TASK ITEM.
Up through the line that contains "Task: Fill in", retype the entries exactly, beginning at the very first line.

DATASET EXTRACT.
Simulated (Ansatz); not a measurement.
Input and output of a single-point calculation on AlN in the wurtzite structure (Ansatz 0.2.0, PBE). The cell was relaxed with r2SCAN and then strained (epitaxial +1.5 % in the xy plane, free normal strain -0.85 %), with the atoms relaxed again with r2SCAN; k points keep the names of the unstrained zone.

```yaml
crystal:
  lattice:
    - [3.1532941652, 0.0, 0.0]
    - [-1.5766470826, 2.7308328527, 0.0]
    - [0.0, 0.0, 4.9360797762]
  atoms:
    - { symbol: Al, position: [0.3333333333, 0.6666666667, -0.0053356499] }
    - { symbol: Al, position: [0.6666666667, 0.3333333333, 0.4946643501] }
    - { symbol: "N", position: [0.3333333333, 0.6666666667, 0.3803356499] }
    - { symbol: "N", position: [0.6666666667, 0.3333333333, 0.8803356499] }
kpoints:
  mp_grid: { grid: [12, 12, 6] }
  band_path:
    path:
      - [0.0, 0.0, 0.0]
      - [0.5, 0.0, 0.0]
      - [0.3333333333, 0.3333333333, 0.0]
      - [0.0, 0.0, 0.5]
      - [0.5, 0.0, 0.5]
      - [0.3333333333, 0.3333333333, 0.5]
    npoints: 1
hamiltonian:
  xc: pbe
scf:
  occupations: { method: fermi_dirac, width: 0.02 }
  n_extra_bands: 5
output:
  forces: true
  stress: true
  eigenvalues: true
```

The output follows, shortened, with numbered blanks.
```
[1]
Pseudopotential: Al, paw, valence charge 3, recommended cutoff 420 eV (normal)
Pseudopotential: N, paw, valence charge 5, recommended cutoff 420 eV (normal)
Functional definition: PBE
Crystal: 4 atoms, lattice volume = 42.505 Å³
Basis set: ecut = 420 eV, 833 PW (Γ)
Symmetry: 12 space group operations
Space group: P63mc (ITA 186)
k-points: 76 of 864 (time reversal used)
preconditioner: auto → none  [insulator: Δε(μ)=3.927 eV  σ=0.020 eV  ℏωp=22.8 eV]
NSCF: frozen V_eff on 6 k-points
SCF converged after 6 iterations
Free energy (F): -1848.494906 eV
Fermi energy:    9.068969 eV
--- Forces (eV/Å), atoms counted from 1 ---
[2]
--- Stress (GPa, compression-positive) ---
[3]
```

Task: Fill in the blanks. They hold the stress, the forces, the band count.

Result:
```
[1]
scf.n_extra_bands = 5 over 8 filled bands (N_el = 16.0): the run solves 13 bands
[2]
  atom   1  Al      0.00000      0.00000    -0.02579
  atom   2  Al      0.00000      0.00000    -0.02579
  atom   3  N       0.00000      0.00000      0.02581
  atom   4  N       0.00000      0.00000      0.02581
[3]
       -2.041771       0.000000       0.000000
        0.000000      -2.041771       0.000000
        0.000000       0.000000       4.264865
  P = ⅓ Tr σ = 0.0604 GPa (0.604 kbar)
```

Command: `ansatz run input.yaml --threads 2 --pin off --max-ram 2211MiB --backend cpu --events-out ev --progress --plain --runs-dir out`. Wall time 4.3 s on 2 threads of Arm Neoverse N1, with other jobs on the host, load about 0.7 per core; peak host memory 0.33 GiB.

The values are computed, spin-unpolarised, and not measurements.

SOLUTION.
Simulated (Ansatz); not a measurement.
Input and output of a single-point calculation on AlN in the wurtzite structure (Ansatz 0.2.0, PBE). The cell was relaxed with r2SCAN and then strained (epitaxial +1.5 % in the xy plane, free normal strain -0.85 %), with the atoms relaxed again with r2SCAN; k points keep the names of the unstrained zone.

```yaml
crystal:
  lattice:
    - [3.1532941652, 0.0, 0.0]
    - [-1.5766470826, 2.7308328527, 0.0]
    - [0.0, 0.0, 4.9360797762]
  atoms:
    - { symbol: Al, position: [0.3333333333, 0.6666666667, -0.0053356499] }
    - { symbol: Al, position: [0.6666666667, 0.3333333333, 0.4946643501] }
    - { symbol: "N", position: [0.3333333333, 0.6666666667, 0.3803356499] }
    - { symbol: "N", position: [0.6666666667, 0.3333333333, 0.8803356499] }
kpoints:
  mp_grid: { grid: [12, 12, 6] }
  band_path:
    path:
      - [0.0, 0.0, 0.0]
      - [0.5, 0.0, 0.0]
      - [0.3333333333, 0.3333333333, 0.0]
      - [0.0, 0.0, 0.5]
      - [0.5, 0.0, 0.5]
      - [0.3333333333, 0.3333333333, 0.5]
    npoints: 1
hamiltonian:
  xc: pbe
scf:
  occupations: { method: fermi_dirac, width: 0.02 }
  n_extra_bands: 5
output:
  forces: true
  stress: true
  eigenvalues: true
```

The output follows, shortened, with numbered blanks.
```
[1]
Pseudopotential: Al, paw, valence charge 3, recommended cutoff 420 eV (normal)
Pseudopotential: N, paw, valence charge 5, recommended cutoff 420 eV (normal)
Functional definition: PBE
Crystal: 4 atoms, lattice volume = 42.505 Å³
Basis set: ecut = 420 eV, 833 PW (Γ)
Symmetry: 12 space group operations
Space group: P63mc (ITA 186)
k-points: 76 of 864 (time reversal used)
preconditioner: auto → none  [insulator: Δε(μ)=3.927 eV  σ=0.020 eV  ℏωp=22.8 eV]
NSCF: frozen V_eff on 6 k-points
SCF converged after 6 iterations
Free energy (F): -1848.494906 eV
Fermi energy:    9.068969 eV
--- Forces (eV/Å), atoms counted from 1 ---
[2]
--- Stress (GPa, compression-positive) ---
[3]
```

Task: Fill in the blanks. They hold the stress, the forces, the band count.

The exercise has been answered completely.